— Dataset excerpts —
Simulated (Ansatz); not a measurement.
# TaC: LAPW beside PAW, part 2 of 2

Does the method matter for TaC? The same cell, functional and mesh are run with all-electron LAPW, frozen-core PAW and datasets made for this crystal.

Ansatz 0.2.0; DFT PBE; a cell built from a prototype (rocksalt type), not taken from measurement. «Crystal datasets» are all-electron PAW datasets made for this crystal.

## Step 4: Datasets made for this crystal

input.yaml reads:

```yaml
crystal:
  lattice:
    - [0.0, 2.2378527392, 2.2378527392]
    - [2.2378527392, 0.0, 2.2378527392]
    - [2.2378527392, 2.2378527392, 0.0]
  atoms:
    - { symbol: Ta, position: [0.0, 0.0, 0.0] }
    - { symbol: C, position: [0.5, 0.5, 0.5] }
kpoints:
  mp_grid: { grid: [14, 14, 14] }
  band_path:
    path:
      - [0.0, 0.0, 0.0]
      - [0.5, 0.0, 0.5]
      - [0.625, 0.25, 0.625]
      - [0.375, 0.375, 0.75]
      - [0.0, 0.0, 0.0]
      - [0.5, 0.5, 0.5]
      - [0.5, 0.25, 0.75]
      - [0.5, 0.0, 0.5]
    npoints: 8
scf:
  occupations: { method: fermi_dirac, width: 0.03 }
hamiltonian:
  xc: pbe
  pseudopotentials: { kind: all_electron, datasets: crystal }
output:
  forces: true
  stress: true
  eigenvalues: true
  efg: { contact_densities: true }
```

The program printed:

— Work item —
Word for word, restate the entries from the first line to the line that has "Does the method", both included, and nothing else.

— Response —
Simulated (Ansatz); not a measurement.
# TaC: LAPW beside PAW, part 2 of 2

Does the method matter for TaC? The same cell, functional and mesh are run with all-electron LAPW, frozen-core PAW and datasets made for this crystal.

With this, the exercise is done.